Every entry below is to be copied exactly, with nothing left out.

+++
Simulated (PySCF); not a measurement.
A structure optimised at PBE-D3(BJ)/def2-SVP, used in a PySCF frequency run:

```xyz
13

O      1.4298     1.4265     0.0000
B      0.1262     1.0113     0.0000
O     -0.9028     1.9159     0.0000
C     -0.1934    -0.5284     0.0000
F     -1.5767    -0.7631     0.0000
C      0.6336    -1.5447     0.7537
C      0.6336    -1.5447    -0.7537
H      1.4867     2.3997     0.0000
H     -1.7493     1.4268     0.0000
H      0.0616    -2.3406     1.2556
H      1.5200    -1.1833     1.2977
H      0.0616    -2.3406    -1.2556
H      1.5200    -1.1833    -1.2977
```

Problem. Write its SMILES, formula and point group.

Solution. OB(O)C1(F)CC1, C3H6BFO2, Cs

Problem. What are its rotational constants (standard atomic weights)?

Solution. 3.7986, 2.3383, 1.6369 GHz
+++

### Solution
Simulated (PySCF); not a measurement.
A structure optimised at PBE-D3(BJ)/def2-SVP, used in a PySCF frequency run:

```xyz
13

O      1.4298     1.4265     0.0000
B      0.1262     1.0113     0.0000
O     -0.9028     1.9159     0.0000
C     -0.1934    -0.5284     0.0000
F     -1.5767    -0.7631     0.0000
C      0.6336    -1.5447     0.7537
C      0.6336    -1.5447    -0.7537
H      1.4867     2.3997     0.0000
H     -1.7493     1.4268     0.0000
H      0.0616    -2.3406     1.2556
H      1.5200    -1.1833     1.2977
H      0.0616    -2.3406    -1.2556
H      1.5200    -1.1833    -1.2977
```

Problem. Write its SMILES, formula and point group.

Solution. OB(O)C1(F)CC1, C3H6BFO2, Cs

Problem. What are its rotational constants (standard atomic weights)?

Solution. 3.7986, 2.3383, 1.6369 GHz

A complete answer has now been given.